→ REQUIRED ACTION: Every record below is to be retyped exactly.

—————

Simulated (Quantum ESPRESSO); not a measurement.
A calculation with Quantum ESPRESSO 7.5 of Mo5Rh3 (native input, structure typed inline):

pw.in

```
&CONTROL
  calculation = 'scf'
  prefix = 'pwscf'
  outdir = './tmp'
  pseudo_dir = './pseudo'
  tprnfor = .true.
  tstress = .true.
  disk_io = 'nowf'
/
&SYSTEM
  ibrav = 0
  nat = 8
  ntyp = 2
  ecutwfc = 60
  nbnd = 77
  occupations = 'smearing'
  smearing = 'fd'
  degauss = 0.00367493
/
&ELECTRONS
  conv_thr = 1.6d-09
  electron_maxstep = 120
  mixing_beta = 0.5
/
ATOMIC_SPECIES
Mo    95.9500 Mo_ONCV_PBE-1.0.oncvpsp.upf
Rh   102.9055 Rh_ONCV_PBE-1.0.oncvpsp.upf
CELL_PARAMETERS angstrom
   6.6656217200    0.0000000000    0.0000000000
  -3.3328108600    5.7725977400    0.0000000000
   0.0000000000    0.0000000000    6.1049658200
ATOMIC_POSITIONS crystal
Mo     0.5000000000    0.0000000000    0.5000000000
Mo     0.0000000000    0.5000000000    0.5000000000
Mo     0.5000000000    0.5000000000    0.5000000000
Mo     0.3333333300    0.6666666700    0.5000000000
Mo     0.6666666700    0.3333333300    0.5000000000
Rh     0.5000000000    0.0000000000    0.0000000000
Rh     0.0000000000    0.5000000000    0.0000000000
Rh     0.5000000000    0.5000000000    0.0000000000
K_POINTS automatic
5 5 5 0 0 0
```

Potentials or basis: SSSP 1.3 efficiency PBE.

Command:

—————

→ TASK SOLUTION:
Simulated (Quantum ESPRESSO); not a measurement.
A calculation with Quantum ESPRESSO 7.5 of Mo5Rh3 (native input, structure typed inline):

pw.in

```
&CONTROL
  calculation = 'scf'
  prefix = 'pwscf'
  outdir = './tmp'
  pseudo_dir = './pseudo'
  tprnfor = .true.
  tstress = .true.
  disk_io = 'nowf'
/
&SYSTEM
  ibrav = 0
  nat = 8
  ntyp = 2
  ecutwfc = 60
  nbnd = 77
  occupations = 'smearing'
  smearing = 'fd'
  degauss = 0.00367493
/
&ELECTRONS
  conv_thr = 1.6d-09
  electron_maxstep = 120
  mixing_beta = 0.5
/
ATOMIC_SPECIES
Mo    95.9500 Mo_ONCV_PBE-1.0.oncvpsp.upf
Rh   102.9055 Rh_ONCV_PBE-1.0.oncvpsp.upf
CELL_PARAMETERS angstrom
   6.6656217200    0.0000000000    0.0000000000
  -3.3328108600    5.7725977400    0.0000000000
   0.0000000000    0.0000000000    6.1049658200
ATOMIC_POSITIONS crystal
Mo     0.5000000000    0.0000000000    0.5000000000
Mo     0.0000000000    0.5000000000    0.5000000000
Mo     0.5000000000    0.5000000000    0.5000000000
Mo     0.3333333300    0.6666666700    0.5000000000
Mo     0.6666666700    0.3333333300    0.5000000000
Rh     0.5000000000    0.0000000000    0.0000000000
Rh     0.0000000000    0.5000000000    0.0000000000
Rh     0.5000000000    0.5000000000    0.0000000000
K_POINTS automatic
5 5 5 0 0 0
```

Potentials or basis: SSSP 1.3 efficiency PBE.

Command:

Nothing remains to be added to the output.